WORK REQUEST
The full set of entries below should be transcribed exactly.

INFORMATION PROVIDED
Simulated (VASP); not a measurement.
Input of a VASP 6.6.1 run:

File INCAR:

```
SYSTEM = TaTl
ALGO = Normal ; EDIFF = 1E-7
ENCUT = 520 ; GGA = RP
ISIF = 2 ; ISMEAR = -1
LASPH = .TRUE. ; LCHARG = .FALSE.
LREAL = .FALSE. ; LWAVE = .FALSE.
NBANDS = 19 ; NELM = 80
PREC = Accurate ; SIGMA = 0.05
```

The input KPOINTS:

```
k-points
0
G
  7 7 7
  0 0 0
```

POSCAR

ANSWER SPACE
Simulated (VASP); not a measurement.
Input of a VASP 6.6.1 run:

File INCAR:

```
SYSTEM = TaTl
ALGO = Normal ; EDIFF = 1E-7
ENCUT = 520 ; GGA = RP
ISIF = 2 ; ISMEAR = -1
LASPH = .TRUE. ; LCHARG = .FALSE.
LREAL = .FALSE. ; LWAVE = .FALSE.
NBANDS = 19 ; NELM = 80
PREC = Accurate ; SIGMA = 0.05
```

The input KPOINTS:

```
k-points
0
G
  7 7 7
  0 0 0
```

POSCAR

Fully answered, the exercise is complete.